Work order:
Of the lines in the data below, write out exactly those from the one holding "- program settings: basis" through the one holding "The two results together.", both included.

Data for review:
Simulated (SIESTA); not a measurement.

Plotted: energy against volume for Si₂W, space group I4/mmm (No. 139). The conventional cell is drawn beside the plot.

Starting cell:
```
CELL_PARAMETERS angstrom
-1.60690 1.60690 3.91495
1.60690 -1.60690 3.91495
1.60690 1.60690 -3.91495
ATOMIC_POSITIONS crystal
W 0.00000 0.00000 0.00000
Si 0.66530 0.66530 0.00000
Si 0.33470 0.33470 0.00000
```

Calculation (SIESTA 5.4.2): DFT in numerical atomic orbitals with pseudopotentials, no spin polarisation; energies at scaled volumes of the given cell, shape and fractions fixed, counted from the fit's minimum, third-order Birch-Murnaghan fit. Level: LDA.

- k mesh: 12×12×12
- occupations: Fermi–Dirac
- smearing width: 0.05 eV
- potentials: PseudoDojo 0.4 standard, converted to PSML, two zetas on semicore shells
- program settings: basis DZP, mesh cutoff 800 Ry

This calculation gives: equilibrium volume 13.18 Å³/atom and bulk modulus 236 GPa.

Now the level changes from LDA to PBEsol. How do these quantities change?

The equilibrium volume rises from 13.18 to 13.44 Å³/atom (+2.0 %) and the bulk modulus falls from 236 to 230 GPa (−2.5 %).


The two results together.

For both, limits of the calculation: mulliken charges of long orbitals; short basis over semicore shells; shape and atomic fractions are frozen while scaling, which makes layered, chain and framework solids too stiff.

Written response:
- program settings: basis DZP, mesh cutoff 800 Ry

This calculation gives: equilibrium volume 13.18 Å³/atom and bulk modulus 236 GPa.

Now the level changes from LDA to PBEsol. How do these quantities change?

The equilibrium volume rises from 13.18 to 13.44 Å³/atom (+2.0 %) and the bulk modulus falls from 236 to 230 GPa (−2.5 %).


The two results together.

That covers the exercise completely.